- Activity -
Would you restate word for word the lines of the listing, beginning at the first and ending with the line that holds "Where does this"?

- Provided data -
+ + + +

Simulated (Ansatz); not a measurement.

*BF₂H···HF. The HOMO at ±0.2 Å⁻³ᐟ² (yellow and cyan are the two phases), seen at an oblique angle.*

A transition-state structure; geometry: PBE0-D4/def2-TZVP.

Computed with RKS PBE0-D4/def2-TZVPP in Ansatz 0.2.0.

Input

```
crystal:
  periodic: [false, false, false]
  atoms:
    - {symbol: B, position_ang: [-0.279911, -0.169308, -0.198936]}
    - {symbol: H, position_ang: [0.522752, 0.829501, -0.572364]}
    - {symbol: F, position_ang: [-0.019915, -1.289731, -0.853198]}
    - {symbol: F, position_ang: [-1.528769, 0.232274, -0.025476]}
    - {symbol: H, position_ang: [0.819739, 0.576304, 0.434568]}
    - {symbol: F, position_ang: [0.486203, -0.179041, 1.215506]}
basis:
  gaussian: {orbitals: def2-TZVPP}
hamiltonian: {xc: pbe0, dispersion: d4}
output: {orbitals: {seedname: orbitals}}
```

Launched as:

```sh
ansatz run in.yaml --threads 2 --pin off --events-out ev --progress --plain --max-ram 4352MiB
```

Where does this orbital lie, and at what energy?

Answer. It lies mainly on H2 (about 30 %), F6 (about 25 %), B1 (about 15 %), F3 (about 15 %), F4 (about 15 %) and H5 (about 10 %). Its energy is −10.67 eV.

+ + + +

- Task answer -
Simulated (Ansatz); not a measurement.

*BF₂H···HF. The HOMO at ±0.2 Å⁻³ᐟ² (yellow and cyan are the two phases), seen at an oblique angle.*

A transition-state structure; geometry: PBE0-D4/def2-TZVP.

Computed with RKS PBE0-D4/def2-TZVPP in Ansatz 0.2.0.

Input

```
crystal:
  periodic: [false, false, false]
  atoms:
    - {symbol: B, position_ang: [-0.279911, -0.169308, -0.198936]}
    - {symbol: H, position_ang: [0.522752, 0.829501, -0.572364]}
    - {symbol: F, position_ang: [-0.019915, -1.289731, -0.853198]}
    - {symbol: F, position_ang: [-1.528769, 0.232274, -0.025476]}
    - {symbol: H, position_ang: [0.819739, 0.576304, 0.434568]}
    - {symbol: F, position_ang: [0.486203, -0.179041, 1.215506]}
basis:
  gaussian: {orbitals: def2-TZVPP}
hamiltonian: {xc: pbe0, dispersion: d4}
output: {orbitals: {seedname: orbitals}}
```

Launched as:

```sh
ansatz run in.yaml --threads 2 --pin off --events-out ev --progress --plain --max-ram 4352MiB
```

Where does this orbital lie, and at what energy?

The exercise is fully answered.